++++ ENTRIES PROVIDED ++++

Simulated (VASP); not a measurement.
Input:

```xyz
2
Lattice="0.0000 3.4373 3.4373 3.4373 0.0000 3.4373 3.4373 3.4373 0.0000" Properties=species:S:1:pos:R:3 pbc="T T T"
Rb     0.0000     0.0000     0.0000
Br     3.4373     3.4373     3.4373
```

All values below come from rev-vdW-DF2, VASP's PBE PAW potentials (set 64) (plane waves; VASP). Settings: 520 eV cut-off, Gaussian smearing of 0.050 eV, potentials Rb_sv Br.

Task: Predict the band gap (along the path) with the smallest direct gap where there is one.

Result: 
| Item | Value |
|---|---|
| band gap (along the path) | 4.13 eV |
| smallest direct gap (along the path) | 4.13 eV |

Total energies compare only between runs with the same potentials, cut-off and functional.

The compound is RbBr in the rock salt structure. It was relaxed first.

++++

## ACTIVITY:
Using the data above, reproduce exactly the lines from the line that contains "All values below" through the line that contains "Total energies compare", including both.

## WORKED SOLUTION:
All values below come from rev-vdW-DF2, VASP's PBE PAW potentials (set 64) (plane waves; VASP). Settings: 520 eV cut-off, Gaussian smearing of 0.050 eV, potentials Rb_sv Br.

Task: Predict the band gap (along the path) with the smallest direct gap where there is one.

Result: 
| Item | Value |
|---|---|
| band gap (along the path) | 4.13 eV |
| smallest direct gap (along the path) | 4.13 eV |

Total energies compare only between runs with the same potentials, cut-off and functional.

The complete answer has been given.